WORK ORDER.
Print the data that follows exactly, leaving nothing out.

RECORDED DATA.
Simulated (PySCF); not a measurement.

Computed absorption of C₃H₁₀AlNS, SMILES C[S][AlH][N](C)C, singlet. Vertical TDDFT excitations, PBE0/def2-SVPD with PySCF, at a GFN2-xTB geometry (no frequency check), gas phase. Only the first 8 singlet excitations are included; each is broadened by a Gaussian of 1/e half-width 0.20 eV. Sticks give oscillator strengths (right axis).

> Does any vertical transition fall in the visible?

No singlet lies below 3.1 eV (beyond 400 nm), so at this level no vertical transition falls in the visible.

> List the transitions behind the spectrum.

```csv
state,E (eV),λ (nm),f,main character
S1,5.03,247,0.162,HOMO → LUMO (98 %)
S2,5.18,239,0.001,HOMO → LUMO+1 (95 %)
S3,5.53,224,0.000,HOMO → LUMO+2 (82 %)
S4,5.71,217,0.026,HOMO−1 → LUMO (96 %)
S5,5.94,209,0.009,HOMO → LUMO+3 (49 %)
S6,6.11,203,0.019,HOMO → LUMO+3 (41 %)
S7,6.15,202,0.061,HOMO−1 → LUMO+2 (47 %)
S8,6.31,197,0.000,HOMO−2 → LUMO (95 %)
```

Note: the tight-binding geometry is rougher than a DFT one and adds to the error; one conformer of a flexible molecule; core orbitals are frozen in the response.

TASK SOLUTION.
Simulated (PySCF); not a measurement.

Computed absorption of C₃H₁₀AlNS, SMILES C[S][AlH][N](C)C, singlet. Vertical TDDFT excitations, PBE0/def2-SVPD with PySCF, at a GFN2-xTB geometry (no frequency check), gas phase. Only the first 8 singlet excitations are included; each is broadened by a Gaussian of 1/e half-width 0.20 eV. Sticks give oscillator strengths (right axis).

> Does any vertical transition fall in the visible?

No singlet lies below 3.1 eV (beyond 400 nm), so at this level no vertical transition falls in the visible.

> List the transitions behind the spectrum.

```csv
state,E (eV),λ (nm),f,main character
S1,5.03,247,0.162,HOMO → LUMO (98 %)
S2,5.18,239,0.001,HOMO → LUMO+1 (95 %)
S3,5.53,224,0.000,HOMO → LUMO+2 (82 %)
S4,5.71,217,0.026,HOMO−1 → LUMO (96 %)
S5,5.94,209,0.009,HOMO → LUMO+3 (49 %)
S6,6.11,203,0.019,HOMO → LUMO+3 (41 %)
S7,6.15,202,0.061,HOMO−1 → LUMO+2 (47 %)
S8,6.31,197,0.000,HOMO−2 → LUMO (95 %)
```

Note: the tight-binding geometry is rougher than a DFT one and adds to the error; one conformer of a flexible molecule; core orbitals are frozen in the response.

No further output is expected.